# Work task
Look at the entries below and restate word for word the lines from the first through the one that has "1110 | 193 |".

# Listed records
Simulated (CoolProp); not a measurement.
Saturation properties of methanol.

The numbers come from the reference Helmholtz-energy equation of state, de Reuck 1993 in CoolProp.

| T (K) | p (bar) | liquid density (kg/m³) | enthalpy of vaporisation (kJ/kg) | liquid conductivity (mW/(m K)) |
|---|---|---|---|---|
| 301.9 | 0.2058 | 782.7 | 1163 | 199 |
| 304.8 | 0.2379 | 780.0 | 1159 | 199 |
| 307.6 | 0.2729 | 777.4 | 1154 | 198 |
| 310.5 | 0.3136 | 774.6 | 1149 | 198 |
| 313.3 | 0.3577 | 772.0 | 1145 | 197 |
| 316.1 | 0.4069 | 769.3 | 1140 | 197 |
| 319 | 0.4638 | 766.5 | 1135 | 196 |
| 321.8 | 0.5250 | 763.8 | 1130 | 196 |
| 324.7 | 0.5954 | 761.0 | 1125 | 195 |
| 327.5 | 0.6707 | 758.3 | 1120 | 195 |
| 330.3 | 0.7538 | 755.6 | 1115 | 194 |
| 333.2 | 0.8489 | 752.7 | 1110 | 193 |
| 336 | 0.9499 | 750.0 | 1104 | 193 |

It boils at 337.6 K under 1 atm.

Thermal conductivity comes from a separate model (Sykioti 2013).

# Task result
Simulated (CoolProp); not a measurement.
Saturation properties of methanol.

The numbers come from the reference Helmholtz-energy equation of state, de Reuck 1993 in CoolProp.

| T (K) | p (bar) | liquid density (kg/m³) | enthalpy of vaporisation (kJ/kg) | liquid conductivity (mW/(m K)) |
|---|---|---|---|---|
| 301.9 | 0.2058 | 782.7 | 1163 | 199 |
| 304.8 | 0.2379 | 780.0 | 1159 | 199 |
| 307.6 | 0.2729 | 777.4 | 1154 | 198 |
| 310.5 | 0.3136 | 774.6 | 1149 | 198 |
| 313.3 | 0.3577 | 772.0 | 1145 | 197 |
| 316.1 | 0.4069 | 769.3 | 1140 | 197 |
| 319 | 0.4638 | 766.5 | 1135 | 196 |
| 321.8 | 0.5250 | 763.8 | 1130 | 196 |
| 324.7 | 0.5954 | 761.0 | 1125 | 195 |
| 327.5 | 0.6707 | 758.3 | 1120 | 195 |
| 330.3 | 0.7538 | 755.6 | 1115 | 194 |
| 333.2 | 0.8489 | 752.7 | 1110 | 193 |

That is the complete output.